*** MATERIAL PROVIDED ***
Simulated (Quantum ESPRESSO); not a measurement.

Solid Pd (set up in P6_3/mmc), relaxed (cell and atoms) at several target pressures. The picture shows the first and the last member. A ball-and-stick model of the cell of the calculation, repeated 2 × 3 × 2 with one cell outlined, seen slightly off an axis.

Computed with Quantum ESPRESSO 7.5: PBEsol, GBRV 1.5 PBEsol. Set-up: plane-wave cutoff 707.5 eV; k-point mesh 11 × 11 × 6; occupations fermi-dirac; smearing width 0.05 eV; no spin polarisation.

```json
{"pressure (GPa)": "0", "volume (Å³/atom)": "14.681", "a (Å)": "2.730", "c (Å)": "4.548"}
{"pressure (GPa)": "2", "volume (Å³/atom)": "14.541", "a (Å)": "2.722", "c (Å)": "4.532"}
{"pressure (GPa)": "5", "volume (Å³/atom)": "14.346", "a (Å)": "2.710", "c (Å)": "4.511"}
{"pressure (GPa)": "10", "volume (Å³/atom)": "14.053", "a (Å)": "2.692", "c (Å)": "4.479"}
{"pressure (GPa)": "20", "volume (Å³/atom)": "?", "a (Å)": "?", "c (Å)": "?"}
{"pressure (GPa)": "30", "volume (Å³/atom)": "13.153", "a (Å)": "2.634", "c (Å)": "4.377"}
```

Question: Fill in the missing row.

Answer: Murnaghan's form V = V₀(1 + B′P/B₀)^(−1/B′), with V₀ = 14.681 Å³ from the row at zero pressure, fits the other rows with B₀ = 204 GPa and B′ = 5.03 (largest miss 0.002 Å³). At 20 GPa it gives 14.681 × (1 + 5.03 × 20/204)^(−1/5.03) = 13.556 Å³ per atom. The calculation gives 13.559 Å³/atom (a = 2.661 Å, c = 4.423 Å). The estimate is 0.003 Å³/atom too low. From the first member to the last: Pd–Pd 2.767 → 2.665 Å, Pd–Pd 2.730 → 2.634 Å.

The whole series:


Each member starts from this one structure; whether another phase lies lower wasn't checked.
***

The answer should consist of the lines from the first line of the entries through the line with "Computed with Quantum", copied exactly.

- EXERCISE ANSWER
Simulated (Quantum ESPRESSO); not a measurement.

Solid Pd (set up in P6_3/mmc), relaxed (cell and atoms) at several target pressures. The picture shows the first and the last member. A ball-and-stick model of the cell of the calculation, repeated 2 × 3 × 2 with one cell outlined, seen slightly off an axis.

Computed with Quantum ESPRESSO 7.5: PBEsol, GBRV 1.5 PBEsol. Set-up: plane-wave cutoff 707.5 eV; k-point mesh 11 × 11 × 6; occupations fermi-dirac; smearing width 0.05 eV; no spin polarisation.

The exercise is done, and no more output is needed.